[Excerpted records — start]
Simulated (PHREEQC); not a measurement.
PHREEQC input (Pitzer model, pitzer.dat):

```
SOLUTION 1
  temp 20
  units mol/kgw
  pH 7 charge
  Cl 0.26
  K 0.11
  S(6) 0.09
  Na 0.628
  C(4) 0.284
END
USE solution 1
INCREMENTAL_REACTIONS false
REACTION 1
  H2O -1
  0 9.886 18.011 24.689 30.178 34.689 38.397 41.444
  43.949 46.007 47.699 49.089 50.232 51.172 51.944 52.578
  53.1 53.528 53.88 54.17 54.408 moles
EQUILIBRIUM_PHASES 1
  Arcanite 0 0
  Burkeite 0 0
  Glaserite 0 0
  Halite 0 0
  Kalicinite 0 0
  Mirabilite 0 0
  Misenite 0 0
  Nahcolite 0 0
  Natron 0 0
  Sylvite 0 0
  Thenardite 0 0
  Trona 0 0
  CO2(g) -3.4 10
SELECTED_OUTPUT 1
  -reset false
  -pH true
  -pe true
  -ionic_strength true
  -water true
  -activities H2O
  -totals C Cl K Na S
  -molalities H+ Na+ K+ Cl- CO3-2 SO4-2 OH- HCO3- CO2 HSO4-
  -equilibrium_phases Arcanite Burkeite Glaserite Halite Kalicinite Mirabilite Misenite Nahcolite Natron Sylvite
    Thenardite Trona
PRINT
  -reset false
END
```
[Excerpted records — finish]

__Work instruction__: Repeat the whole listing exactly, keeping every line intact.

__Worked solution__:
Simulated (PHREEQC); not a measurement.
PHREEQC input (Pitzer model, pitzer.dat):

```
SOLUTION 1
  temp 20
  units mol/kgw
  pH 7 charge
  Cl 0.26
  K 0.11
  S(6) 0.09
  Na 0.628
  C(4) 0.284
END
USE solution 1
INCREMENTAL_REACTIONS false
REACTION 1
  H2O -1
  0 9.886 18.011 24.689 30.178 34.689 38.397 41.444
  43.949 46.007 47.699 49.089 50.232 51.172 51.944 52.578
  53.1 53.528 53.88 54.17 54.408 moles
EQUILIBRIUM_PHASES 1
  Arcanite 0 0
  Burkeite 0 0
  Glaserite 0 0
  Halite 0 0
  Kalicinite 0 0
  Mirabilite 0 0
  Misenite 0 0
  Nahcolite 0 0
  Natron 0 0
  Sylvite 0 0
  Thenardite 0 0
  Trona 0 0
  CO2(g) -3.4 10
SELECTED_OUTPUT 1
  -reset false
  -pH true
  -pe true
  -ionic_strength true
  -water true
  -activities H2O
  -totals C Cl K Na S
  -molalities H+ Na+ K+ Cl- CO3-2 SO4-2 OH- HCO3- CO2 HSO4-
  -equilibrium_phases Arcanite Burkeite Glaserite Halite Kalicinite Mirabilite Misenite Nahcolite Natron Sylvite
    Thenardite Trona
PRINT
  -reset false
END
```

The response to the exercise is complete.